————————
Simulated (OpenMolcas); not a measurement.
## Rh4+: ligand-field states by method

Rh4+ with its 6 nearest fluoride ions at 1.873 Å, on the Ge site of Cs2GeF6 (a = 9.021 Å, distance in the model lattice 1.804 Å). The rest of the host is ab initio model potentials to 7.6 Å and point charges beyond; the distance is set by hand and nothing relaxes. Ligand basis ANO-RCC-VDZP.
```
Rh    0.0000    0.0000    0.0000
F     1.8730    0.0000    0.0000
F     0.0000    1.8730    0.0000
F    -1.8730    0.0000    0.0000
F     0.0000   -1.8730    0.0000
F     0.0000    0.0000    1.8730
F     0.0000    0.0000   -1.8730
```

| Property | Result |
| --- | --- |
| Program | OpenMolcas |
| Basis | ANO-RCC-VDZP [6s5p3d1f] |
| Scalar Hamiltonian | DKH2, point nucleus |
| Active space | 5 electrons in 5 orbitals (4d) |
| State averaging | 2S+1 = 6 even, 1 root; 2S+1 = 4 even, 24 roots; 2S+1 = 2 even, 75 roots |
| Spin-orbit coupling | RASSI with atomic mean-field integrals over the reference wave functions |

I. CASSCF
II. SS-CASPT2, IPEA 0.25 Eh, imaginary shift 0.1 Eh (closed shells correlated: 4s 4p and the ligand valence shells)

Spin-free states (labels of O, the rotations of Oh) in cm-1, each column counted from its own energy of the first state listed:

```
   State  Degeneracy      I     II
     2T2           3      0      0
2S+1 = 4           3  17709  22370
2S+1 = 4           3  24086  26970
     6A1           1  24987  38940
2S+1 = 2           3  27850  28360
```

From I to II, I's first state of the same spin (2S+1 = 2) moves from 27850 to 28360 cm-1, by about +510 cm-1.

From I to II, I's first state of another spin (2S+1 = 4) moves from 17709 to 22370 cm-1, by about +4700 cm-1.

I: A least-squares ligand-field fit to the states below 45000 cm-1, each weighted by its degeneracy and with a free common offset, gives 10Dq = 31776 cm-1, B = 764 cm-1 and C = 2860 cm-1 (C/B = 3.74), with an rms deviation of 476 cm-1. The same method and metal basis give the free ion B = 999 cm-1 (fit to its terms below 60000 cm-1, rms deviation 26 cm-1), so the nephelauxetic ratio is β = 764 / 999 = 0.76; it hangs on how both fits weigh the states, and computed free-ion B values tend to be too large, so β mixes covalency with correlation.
————————

The response should hold exactly the lines starting at the line with "Property | Result |" and ending at the line with "From I to II, I's first state of another", and no other line of the material above.

| Property | Result |
| --- | --- |
| Program | OpenMolcas |
| Basis | ANO-RCC-VDZP [6s5p3d1f] |
| Scalar Hamiltonian | DKH2, point nucleus |
| Active space | 5 electrons in 5 orbitals (4d) |
| State averaging | 2S+1 = 6 even, 1 root; 2S+1 = 4 even, 24 roots; 2S+1 = 2 even, 75 roots |
| Spin-orbit coupling | RASSI with atomic mean-field integrals over the reference wave functions |

I. CASSCF
II. SS-CASPT2, IPEA 0.25 Eh, imaginary shift 0.1 Eh (closed shells correlated: 4s 4p and the ligand valence shells)

Spin-free states (labels of O, the rotations of Oh) in cm-1, each column counted from its own energy of the first state listed:

```
   State  Degeneracy      I     II
     2T2           3      0      0
2S+1 = 4           3  17709  22370
2S+1 = 4           3  24086  26970
     6A1           1  24987  38940
2S+1 = 2           3  27850  28360
```

From I to II, I's first state of the same spin (2S+1 = 2) moves from 27850 to 28360 cm-1, by about +510 cm-1.

From I to II, I's first state of another spin (2S+1 = 4) moves from 17709 to 22370 cm-1, by about +4700 cm-1.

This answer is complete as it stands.